→ ASSIGNED TASK
Output the entries verbatim, including every line.

━━━━━ EXTRACTED ENTRIES ━━━━━

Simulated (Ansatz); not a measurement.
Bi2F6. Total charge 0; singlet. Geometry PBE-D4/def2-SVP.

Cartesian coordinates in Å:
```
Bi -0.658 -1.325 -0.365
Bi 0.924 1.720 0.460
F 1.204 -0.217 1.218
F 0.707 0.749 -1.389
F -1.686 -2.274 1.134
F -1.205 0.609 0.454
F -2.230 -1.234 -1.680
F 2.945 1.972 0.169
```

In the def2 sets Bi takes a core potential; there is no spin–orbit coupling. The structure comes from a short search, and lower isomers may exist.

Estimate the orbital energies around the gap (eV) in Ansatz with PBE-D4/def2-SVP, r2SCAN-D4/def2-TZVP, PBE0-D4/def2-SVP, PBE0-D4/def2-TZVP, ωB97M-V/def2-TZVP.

━━━━━

→ WRITTEN ANSWER
Simulated (Ansatz); not a measurement.
Bi2F6. Total charge 0; singlet. Geometry PBE-D4/def2-SVP.

Cartesian coordinates in Å:
```
Bi -0.658 -1.325 -0.365
Bi 0.924 1.720 0.460
F 1.204 -0.217 1.218
F 0.707 0.749 -1.389
F -1.686 -2.274 1.134
F -1.205 0.609 0.454
F -2.230 -1.234 -1.680
F 2.945 1.972 0.169
```

In the def2 sets Bi takes a core potential; there is no spin–orbit coupling. The structure comes from a short search, and lower isomers may exist.

Estimate the orbital energies around the gap (eV) in Ansatz with PBE-D4/def2-SVP, r2SCAN-D4/def2-TZVP, PBE0-D4/def2-SVP, PBE0-D4/def2-TZVP, ωB97M-V/def2-TZVP.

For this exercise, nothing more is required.